## Assigned task
Your task is to reproduce the entries below word for word.

## Data to examine
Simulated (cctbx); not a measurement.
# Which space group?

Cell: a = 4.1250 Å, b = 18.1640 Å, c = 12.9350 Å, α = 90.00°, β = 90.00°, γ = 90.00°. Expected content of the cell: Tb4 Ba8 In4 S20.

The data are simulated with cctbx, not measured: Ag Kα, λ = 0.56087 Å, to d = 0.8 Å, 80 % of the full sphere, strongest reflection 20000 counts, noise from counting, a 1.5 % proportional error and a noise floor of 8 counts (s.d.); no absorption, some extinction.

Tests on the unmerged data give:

## Exercise answer
Simulated (cctbx); not a measurement.
# Which space group?

Cell: a = 4.1250 Å, b = 18.1640 Å, c = 12.9350 Å, α = 90.00°, β = 90.00°, γ = 90.00°. Expected content of the cell: Tb4 Ba8 In4 S20.

The data are simulated with cctbx, not measured: Ag Kα, λ = 0.56087 Å, to d = 0.8 Å, 80 % of the full sphere, strongest reflection 20000 counts, noise from counting, a 1.5 % proportional error and a noise floor of 8 counts (s.d.); no absorption, some extinction.

Tests on the unmerged data give:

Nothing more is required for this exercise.